▸ Data shown
-=-=-=-=-

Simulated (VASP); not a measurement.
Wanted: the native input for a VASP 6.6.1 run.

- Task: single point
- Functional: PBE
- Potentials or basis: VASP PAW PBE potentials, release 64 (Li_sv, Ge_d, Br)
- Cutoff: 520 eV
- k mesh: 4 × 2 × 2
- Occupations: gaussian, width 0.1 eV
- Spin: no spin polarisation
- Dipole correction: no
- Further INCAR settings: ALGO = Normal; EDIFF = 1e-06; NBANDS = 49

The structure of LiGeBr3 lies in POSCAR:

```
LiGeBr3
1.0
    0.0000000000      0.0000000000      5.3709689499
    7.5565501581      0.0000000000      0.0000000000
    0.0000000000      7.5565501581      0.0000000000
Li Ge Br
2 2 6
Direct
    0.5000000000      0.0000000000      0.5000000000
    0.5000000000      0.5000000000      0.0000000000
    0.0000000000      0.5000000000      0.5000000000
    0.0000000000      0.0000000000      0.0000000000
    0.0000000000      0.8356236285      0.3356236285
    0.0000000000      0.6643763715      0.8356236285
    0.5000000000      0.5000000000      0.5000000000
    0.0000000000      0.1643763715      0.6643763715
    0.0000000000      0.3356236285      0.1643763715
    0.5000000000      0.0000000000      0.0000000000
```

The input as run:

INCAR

-=-=-=-=-

▸ Work request
Please transcribe each of the entries, exactly as written.

▸ Exercise output
Simulated (VASP); not a measurement.
Wanted: the native input for a VASP 6.6.1 run.

- Task: single point
- Functional: PBE
- Potentials or basis: VASP PAW PBE potentials, release 64 (Li_sv, Ge_d, Br)
- Cutoff: 520 eV
- k mesh: 4 × 2 × 2
- Occupations: gaussian, width 0.1 eV
- Spin: no spin polarisation
- Dipole correction: no
- Further INCAR settings: ALGO = Normal; EDIFF = 1e-06; NBANDS = 49

The structure of LiGeBr3 lies in POSCAR:

```
LiGeBr3
1.0
    0.0000000000      0.0000000000      5.3709689499
    7.5565501581      0.0000000000      0.0000000000
    0.0000000000      7.5565501581      0.0000000000
Li Ge Br
2 2 6
Direct
    0.5000000000      0.0000000000      0.5000000000
    0.5000000000      0.5000000000      0.0000000000
    0.0000000000      0.5000000000      0.5000000000
    0.0000000000      0.0000000000      0.0000000000
    0.0000000000      0.8356236285      0.3356236285
    0.0000000000      0.6643763715      0.8356236285
    0.5000000000      0.5000000000      0.5000000000
    0.0000000000      0.1643763715      0.6643763715
    0.0000000000      0.3356236285      0.1643763715
    0.5000000000      0.0000000000      0.0000000000
```

The input as run:

INCAR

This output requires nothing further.